Start of Exercise data
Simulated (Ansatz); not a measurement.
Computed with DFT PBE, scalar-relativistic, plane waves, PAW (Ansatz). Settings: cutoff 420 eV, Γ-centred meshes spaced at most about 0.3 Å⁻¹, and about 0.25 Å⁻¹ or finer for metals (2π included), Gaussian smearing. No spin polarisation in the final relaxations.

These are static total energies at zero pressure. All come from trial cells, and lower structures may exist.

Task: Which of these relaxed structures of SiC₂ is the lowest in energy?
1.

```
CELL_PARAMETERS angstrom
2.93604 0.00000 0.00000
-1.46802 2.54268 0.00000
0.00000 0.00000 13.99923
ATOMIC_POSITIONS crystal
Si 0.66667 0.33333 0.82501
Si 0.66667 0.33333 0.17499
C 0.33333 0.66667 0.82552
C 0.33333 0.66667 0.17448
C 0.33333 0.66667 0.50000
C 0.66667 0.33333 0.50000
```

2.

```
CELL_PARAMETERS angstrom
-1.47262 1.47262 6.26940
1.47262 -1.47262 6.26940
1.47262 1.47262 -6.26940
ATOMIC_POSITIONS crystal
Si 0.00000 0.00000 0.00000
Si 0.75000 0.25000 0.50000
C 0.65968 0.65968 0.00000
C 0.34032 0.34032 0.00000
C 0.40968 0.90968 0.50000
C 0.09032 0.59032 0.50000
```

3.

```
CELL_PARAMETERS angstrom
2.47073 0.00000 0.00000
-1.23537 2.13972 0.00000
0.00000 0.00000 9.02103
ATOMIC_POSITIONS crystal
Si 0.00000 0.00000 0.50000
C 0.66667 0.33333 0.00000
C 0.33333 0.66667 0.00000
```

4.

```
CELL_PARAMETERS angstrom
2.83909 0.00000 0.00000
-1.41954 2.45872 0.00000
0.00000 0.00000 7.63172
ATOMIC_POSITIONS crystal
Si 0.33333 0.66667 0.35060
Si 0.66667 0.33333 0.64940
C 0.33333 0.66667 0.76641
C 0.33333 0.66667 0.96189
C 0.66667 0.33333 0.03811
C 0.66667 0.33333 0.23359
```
End of Exercise data

Work item:
What you write must be the entries restated word for word, from the opening line through the one holding "Computed with DFT", with nothing else.

Solution:
Simulated (Ansatz); not a measurement.
Computed with DFT PBE, scalar-relativistic, plane waves, PAW (Ansatz). Settings: cutoff 420 eV, Γ-centred meshes spaced at most about 0.3 Å⁻¹, and about 0.25 Å⁻¹ or finer for metals (2π included), Gaussian smearing. No spin polarisation in the final relaxations.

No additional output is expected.